• [Work order]: Each line from the start of the records through the line containing "(2) 4.011 eV/Å." is to be transcribed exactly, and no other line is to be included.

• [Entries shown]:
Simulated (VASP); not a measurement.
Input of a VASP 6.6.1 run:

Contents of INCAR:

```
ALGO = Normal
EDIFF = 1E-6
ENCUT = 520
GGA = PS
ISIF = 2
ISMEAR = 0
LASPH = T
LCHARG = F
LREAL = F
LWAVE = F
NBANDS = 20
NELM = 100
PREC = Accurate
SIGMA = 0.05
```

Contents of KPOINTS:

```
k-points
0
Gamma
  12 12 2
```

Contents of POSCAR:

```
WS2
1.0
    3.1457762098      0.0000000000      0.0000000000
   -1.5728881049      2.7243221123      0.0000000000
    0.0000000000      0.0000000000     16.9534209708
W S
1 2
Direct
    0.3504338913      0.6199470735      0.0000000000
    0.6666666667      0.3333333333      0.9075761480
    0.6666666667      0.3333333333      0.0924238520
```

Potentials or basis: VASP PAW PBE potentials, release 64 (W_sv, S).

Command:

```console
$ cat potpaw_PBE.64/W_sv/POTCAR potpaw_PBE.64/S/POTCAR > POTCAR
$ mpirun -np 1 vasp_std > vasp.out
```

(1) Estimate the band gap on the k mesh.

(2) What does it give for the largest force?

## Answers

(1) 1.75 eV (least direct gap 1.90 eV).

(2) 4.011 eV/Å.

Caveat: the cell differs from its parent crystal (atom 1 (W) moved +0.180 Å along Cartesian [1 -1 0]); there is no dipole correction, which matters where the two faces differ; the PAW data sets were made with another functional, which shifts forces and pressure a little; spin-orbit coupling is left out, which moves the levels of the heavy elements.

• [Result]:
Simulated (VASP); not a measurement.
Input of a VASP 6.6.1 run:

Contents of INCAR:

```
ALGO = Normal
EDIFF = 1E-6
ENCUT = 520
GGA = PS
ISIF = 2
ISMEAR = 0
LASPH = T
LCHARG = F
LREAL = F
LWAVE = F
NBANDS = 20
NELM = 100
PREC = Accurate
SIGMA = 0.05
```

Contents of KPOINTS:

```
k-points
0
Gamma
  12 12 2
```

Contents of POSCAR:

```
WS2
1.0
    3.1457762098      0.0000000000      0.0000000000
   -1.5728881049      2.7243221123      0.0000000000
    0.0000000000      0.0000000000     16.9534209708
W S
1 2
Direct
    0.3504338913      0.6199470735      0.0000000000
    0.6666666667      0.3333333333      0.9075761480
    0.6666666667      0.3333333333      0.0924238520
```

Potentials or basis: VASP PAW PBE potentials, release 64 (W_sv, S).

Command:

```console
$ cat potpaw_PBE.64/W_sv/POTCAR potpaw_PBE.64/S/POTCAR > POTCAR
$ mpirun -np 1 vasp_std > vasp.out
```

(1) Estimate the band gap on the k mesh.

(2) What does it give for the largest force?

## Answers

(1) 1.75 eV (least direct gap 1.90 eV).

(2) 4.011 eV/Å.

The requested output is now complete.